### Brief
Write the data out verbatim.

*** Source information ***

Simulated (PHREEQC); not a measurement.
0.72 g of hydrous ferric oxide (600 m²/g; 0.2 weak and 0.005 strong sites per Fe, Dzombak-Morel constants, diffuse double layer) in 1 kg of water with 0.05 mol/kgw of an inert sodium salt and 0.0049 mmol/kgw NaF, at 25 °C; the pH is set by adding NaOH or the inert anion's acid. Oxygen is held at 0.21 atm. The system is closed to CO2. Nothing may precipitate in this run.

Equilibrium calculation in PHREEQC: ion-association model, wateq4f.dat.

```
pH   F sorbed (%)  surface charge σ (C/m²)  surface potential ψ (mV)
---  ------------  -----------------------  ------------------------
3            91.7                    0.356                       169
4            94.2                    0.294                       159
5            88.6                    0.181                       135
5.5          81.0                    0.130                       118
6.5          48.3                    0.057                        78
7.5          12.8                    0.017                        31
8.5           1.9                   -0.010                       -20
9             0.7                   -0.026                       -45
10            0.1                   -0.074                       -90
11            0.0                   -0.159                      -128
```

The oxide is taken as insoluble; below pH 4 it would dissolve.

*** End of Source information ***

### Answer box
Simulated (PHREEQC); not a measurement.
0.72 g of hydrous ferric oxide (600 m²/g; 0.2 weak and 0.005 strong sites per Fe, Dzombak-Morel constants, diffuse double layer) in 1 kg of water with 0.05 mol/kgw of an inert sodium salt and 0.0049 mmol/kgw NaF, at 25 °C; the pH is set by adding NaOH or the inert anion's acid. Oxygen is held at 0.21 atm. The system is closed to CO2. Nothing may precipitate in this run.

Equilibrium calculation in PHREEQC: ion-association model, wateq4f.dat.

```
pH   F sorbed (%)  surface charge σ (C/m²)  surface potential ψ (mV)
---  ------------  -----------------------  ------------------------
3            91.7                    0.356                       169
4            94.2                    0.294                       159
5            88.6                    0.181                       135
5.5          81.0                    0.130                       118
6.5          48.3                    0.057                        78
7.5          12.8                    0.017                        31
8.5           1.9                   -0.010                       -20
9             0.7                   -0.026                       -45
10            0.1                   -0.074                       -90
11            0.0                   -0.159                      -128
```

The oxide is taken as insoluble; below pH 4 it would dissolve.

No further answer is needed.